■ **Task item**
Beginning with the first line of the material, set down each line exactly as written, up to and including the line with "POTCAR, in this".

■ **Source information**
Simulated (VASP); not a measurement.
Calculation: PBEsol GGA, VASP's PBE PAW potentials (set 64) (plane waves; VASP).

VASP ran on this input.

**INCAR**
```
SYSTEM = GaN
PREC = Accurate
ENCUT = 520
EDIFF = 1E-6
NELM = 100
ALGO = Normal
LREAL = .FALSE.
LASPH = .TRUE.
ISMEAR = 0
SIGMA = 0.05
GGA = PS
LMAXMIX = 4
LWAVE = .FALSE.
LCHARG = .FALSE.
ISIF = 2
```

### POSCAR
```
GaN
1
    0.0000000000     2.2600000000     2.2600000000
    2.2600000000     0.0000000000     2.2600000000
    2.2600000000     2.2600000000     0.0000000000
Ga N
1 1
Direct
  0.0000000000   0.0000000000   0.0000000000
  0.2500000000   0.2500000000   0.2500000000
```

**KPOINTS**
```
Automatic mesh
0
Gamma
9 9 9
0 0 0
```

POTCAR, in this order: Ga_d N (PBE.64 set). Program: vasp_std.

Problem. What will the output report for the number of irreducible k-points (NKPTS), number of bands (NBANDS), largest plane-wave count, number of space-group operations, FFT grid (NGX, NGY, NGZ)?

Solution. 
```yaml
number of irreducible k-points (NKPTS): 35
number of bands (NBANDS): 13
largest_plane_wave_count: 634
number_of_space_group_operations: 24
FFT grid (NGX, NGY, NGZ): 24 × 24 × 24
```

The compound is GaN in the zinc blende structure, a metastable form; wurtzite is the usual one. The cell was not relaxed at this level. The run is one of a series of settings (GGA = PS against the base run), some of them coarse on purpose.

■ **Your solution**
Simulated (VASP); not a measurement.
Calculation: PBEsol GGA, VASP's PBE PAW potentials (set 64) (plane waves; VASP).

VASP ran on this input.

**INCAR**
```
SYSTEM = GaN
PREC = Accurate
ENCUT = 520
EDIFF = 1E-6
NELM = 100
ALGO = Normal
LREAL = .FALSE.
LASPH = .TRUE.
ISMEAR = 0
SIGMA = 0.05
GGA = PS
LMAXMIX = 4
LWAVE = .FALSE.
LCHARG = .FALSE.
ISIF = 2
```

### POSCAR
```
GaN
1
    0.0000000000     2.2600000000     2.2600000000
    2.2600000000     0.0000000000     2.2600000000
    2.2600000000     2.2600000000     0.0000000000
Ga N
1 1
Direct
  0.0000000000   0.0000000000   0.0000000000
  0.2500000000   0.2500000000   0.2500000000
```

**KPOINTS**
```
Automatic mesh
0
Gamma
9 9 9
0 0 0
```

POTCAR, in this order: Ga_d N (PBE.64 set). Program: vasp_std.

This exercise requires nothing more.